[Work task] Transcribe each line below without altering anything.

Raw data START
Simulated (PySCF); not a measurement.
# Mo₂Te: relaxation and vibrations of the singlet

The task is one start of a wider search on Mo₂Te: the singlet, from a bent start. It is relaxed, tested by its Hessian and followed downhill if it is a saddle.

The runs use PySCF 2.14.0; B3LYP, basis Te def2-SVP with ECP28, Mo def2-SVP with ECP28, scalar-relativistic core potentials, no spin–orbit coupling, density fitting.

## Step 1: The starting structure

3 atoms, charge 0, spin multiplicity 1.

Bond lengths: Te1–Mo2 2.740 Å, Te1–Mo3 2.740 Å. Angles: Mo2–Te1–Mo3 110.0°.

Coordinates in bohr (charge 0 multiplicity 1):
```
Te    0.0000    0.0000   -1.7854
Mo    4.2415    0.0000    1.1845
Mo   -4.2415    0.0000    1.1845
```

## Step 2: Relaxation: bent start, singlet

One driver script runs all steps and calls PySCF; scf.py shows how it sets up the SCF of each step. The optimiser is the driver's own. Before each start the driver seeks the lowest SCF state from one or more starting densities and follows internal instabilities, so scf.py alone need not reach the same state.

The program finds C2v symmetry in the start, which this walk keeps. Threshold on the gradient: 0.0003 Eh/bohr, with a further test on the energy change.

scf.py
Raw data END

[Solution]
Simulated (PySCF); not a measurement.
# Mo₂Te: relaxation and vibrations of the singlet

The task is one start of a wider search on Mo₂Te: the singlet, from a bent start. It is relaxed, tested by its Hessian and followed downhill if it is a saddle.

The runs use PySCF 2.14.0; B3LYP, basis Te def2-SVP with ECP28, Mo def2-SVP with ECP28, scalar-relativistic core potentials, no spin–orbit coupling, density fitting.

## Step 1: The starting structure

3 atoms, charge 0, spin multiplicity 1.

Bond lengths: Te1–Mo2 2.740 Å, Te1–Mo3 2.740 Å. Angles: Mo2–Te1–Mo3 110.0°.

Coordinates in bohr (charge 0 multiplicity 1):
```
Te    0.0000    0.0000   -1.7854
Mo    4.2415    0.0000    1.1845
Mo   -4.2415    0.0000    1.1845
```

## Step 2: Relaxation: bent start, singlet

One driver script runs all steps and calls PySCF; scf.py shows how it sets up the SCF of each step. The optimiser is the driver's own. Before each start the driver seeks the lowest SCF state from one or more starting densities and follows internal instabilities, so scf.py alone need not reach the same state.

The program finds C2v symmetry in the start, which this walk keeps. Threshold on the gradient: 0.0003 Eh/bohr, with a further test on the energy change.

scf.py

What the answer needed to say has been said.